== Assignment ==
Your answer should be an exact copy of the lines from the start of the entries to the line containing "The last three", both included.

▬▬▬▬▬▬▬▬▬▬
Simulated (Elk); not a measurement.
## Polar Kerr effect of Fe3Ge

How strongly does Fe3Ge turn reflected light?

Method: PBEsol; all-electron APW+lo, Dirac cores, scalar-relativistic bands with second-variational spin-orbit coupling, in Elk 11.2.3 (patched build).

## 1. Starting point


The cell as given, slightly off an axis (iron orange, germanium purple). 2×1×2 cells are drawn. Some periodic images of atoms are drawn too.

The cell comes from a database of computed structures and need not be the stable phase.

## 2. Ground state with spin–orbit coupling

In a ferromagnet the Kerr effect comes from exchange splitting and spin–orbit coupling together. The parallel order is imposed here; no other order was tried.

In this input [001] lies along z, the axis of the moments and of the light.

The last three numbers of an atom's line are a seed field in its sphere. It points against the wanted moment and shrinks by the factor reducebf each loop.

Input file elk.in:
▬▬▬▬▬▬▬▬▬▬

== Response ==
Simulated (Elk); not a measurement.
## Polar Kerr effect of Fe3Ge

How strongly does Fe3Ge turn reflected light?

Method: PBEsol; all-electron APW+lo, Dirac cores, scalar-relativistic bands with second-variational spin-orbit coupling, in Elk 11.2.3 (patched build).

## 1. Starting point


The cell as given, slightly off an axis (iron orange, germanium purple). 2×1×2 cells are drawn. Some periodic images of atoms are drawn too.

The cell comes from a database of computed structures and need not be the stable phase.

## 2. Ground state with spin–orbit coupling

In a ferromagnet the Kerr effect comes from exchange splitting and spin–orbit coupling together. The parallel order is imposed here; no other order was tried.

In this input [001] lies along z, the axis of the moments and of the light.

The last three numbers of an atom's line are a seed field in its sphere. It points against the wanted moment and shrinks by the factor reducebf each loop.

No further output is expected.